» Listed entries:

◇ ◇ ◇ ◇ ◇

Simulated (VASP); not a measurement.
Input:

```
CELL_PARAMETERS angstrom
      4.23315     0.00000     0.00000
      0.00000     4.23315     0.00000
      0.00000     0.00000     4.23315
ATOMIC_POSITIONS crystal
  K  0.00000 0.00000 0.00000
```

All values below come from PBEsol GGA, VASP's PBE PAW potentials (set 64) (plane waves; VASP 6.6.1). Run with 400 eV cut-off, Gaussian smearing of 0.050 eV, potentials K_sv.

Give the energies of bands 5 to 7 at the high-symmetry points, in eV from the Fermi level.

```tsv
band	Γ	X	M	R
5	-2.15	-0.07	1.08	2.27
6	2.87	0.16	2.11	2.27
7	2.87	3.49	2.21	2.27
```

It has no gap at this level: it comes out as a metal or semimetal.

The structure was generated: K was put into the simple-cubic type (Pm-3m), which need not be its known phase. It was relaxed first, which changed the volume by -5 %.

◇ ◇ ◇ ◇ ◇

Look above for the line with "All values below" and the line with "It has no gap"; transcribe both and all lines in between, exactly, and nothing else.

All values below come from PBEsol GGA, VASP's PBE PAW potentials (set 64) (plane waves; VASP 6.6.1). Run with 400 eV cut-off, Gaussian smearing of 0.050 eV, potentials K_sv.

Give the energies of bands 5 to 7 at the high-symmetry points, in eV from the Fermi level.

```tsv
band	Γ	X	M	R
5	-2.15	-0.07	1.08	2.27
6	2.87	0.16	2.11	2.27
7	2.87	3.49	2.21	2.27
```

It has no gap at this level: it comes out as a metal or semimetal.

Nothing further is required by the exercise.